● **Brief**
For the entries below, the result should be an exact transcription of the lines from the one with "Order these runs" up to and including the one with "C (3.27 eV), A (3.43 eV), B (3.60 eV).", and only those.

● **Information shown**
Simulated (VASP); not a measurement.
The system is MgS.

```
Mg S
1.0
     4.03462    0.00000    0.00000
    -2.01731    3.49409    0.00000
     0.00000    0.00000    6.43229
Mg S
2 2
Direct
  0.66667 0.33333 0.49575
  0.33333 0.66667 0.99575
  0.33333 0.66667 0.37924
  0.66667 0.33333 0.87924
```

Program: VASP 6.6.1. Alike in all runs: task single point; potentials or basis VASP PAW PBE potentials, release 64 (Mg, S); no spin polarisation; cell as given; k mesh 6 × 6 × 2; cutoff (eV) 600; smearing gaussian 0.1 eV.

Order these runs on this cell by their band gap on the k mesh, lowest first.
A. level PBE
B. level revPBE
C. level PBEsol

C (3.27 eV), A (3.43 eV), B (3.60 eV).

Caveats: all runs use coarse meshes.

● **Answer space**
Order these runs on this cell by their band gap on the k mesh, lowest first.
A. level PBE
B. level revPBE
C. level PBEsol

C (3.27 eV), A (3.43 eV), B (3.60 eV).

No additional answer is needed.